== Exercise data ==
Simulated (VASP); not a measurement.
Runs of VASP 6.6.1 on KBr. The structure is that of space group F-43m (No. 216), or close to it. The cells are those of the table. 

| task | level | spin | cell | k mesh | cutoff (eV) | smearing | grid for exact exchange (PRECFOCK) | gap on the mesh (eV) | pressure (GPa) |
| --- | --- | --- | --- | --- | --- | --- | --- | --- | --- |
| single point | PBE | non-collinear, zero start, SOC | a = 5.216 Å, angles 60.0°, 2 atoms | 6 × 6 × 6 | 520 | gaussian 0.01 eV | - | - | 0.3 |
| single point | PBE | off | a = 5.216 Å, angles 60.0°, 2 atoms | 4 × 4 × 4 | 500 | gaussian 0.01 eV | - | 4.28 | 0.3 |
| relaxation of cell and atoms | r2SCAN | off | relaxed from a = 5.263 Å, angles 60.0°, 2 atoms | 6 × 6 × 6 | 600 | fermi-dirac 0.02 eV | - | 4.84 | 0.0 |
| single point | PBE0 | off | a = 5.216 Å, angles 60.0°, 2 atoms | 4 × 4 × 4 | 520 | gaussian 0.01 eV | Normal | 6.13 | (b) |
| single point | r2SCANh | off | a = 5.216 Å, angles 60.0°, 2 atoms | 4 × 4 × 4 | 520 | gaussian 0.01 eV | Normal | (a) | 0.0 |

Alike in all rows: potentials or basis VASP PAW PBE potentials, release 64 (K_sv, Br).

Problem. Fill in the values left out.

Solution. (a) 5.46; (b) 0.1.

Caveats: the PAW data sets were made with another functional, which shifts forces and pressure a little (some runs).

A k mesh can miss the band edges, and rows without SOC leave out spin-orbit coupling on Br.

== Work order ==
Starting with the line that holds "Normal | 6.13 | (b) |" and ending with the line that holds "Normal | (a) | 0.0 |", retype every line in the data above exactly, and nothing else.

== Problem solution ==
| single point | PBE0 | off | a = 5.216 Å, angles 60.0°, 2 atoms | 4 × 4 × 4 | 520 | gaussian 0.01 eV | Normal | 6.13 | (b) |
| single point | r2SCANh | off | a = 5.216 Å, angles 60.0°, 2 atoms | 4 × 4 × 4 | 520 | gaussian 0.01 eV | Normal | (a) | 0.0 |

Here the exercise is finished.